ASSIGNED TASK:
Please give again, word for word, the lines that lie between the start of the listing below and the line with "This is a speciation", both included.

INFORMATION PROVIDED:
>>>

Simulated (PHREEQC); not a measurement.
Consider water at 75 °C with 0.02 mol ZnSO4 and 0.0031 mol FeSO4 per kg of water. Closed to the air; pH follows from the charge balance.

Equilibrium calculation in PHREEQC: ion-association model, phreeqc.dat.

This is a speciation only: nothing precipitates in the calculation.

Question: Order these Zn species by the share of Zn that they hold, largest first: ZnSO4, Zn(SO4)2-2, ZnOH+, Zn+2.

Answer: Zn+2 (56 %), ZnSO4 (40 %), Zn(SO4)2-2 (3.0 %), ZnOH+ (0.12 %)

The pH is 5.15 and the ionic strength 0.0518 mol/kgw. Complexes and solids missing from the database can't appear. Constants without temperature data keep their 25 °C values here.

<<<

WRITTEN RESPONSE:
Simulated (PHREEQC); not a measurement.
Consider water at 75 °C with 0.02 mol ZnSO4 and 0.0031 mol FeSO4 per kg of water. Closed to the air; pH follows from the charge balance.

Equilibrium calculation in PHREEQC: ion-association model, phreeqc.dat.

This is a speciation only: nothing precipitates in the calculation.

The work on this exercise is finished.